Task item >> Output the listing below verbatim, from its first line to its last.

◆ ◆ ◆

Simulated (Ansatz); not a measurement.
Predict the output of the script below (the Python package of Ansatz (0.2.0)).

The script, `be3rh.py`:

◆ ◆ ◆

Written answer >>
Simulated (Ansatz); not a measurement.
Predict the output of the script below (the Python package of Ansatz (0.2.0)).

The script, `be3rh.py`:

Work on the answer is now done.